**Required action:**
Set down exactly the lines below between the line holding "Aim: the single point of NaCl with PBEsol." and the line holding "## 2. Single", inclusive; no other line belongs in the answer.

[[ Records supplied, beginning ]]

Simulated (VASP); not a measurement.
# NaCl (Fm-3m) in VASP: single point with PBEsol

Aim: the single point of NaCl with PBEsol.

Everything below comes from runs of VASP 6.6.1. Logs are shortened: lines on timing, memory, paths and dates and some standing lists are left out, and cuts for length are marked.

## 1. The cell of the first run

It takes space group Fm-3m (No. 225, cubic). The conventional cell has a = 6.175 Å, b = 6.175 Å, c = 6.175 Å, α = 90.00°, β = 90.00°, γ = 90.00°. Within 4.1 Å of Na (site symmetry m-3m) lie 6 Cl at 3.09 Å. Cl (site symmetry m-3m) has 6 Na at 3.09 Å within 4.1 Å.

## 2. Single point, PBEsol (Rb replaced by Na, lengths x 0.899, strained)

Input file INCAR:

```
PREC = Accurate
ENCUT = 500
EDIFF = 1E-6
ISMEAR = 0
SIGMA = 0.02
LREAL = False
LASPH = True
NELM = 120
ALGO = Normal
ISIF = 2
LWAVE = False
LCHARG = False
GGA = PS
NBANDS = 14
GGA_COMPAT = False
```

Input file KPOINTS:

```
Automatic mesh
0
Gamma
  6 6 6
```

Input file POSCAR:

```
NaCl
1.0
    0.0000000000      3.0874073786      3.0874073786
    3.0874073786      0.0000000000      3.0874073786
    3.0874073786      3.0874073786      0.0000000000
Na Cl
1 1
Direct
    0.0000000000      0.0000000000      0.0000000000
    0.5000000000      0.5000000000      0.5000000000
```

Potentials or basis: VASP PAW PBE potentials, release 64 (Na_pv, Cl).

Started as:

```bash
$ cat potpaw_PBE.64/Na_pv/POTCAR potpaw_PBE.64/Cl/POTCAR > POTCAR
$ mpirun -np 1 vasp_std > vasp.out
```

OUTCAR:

[[ Records supplied, end ]]

**Worked solution:**
Aim: the single point of NaCl with PBEsol.

Everything below comes from runs of VASP 6.6.1. Logs are shortened: lines on timing, memory, paths and dates and some standing lists are left out, and cuts for length are marked.

## 1. The cell of the first run

It takes space group Fm-3m (No. 225, cubic). The conventional cell has a = 6.175 Å, b = 6.175 Å, c = 6.175 Å, α = 90.00°, β = 90.00°, γ = 90.00°. Within 4.1 Å of Na (site symmetry m-3m) lie 6 Cl at 3.09 Å. Cl (site symmetry m-3m) has 6 Na at 3.09 Å within 4.1 Å.

## 2. Single point, PBEsol (Rb replaced by Na, lengths x 0.899, strained)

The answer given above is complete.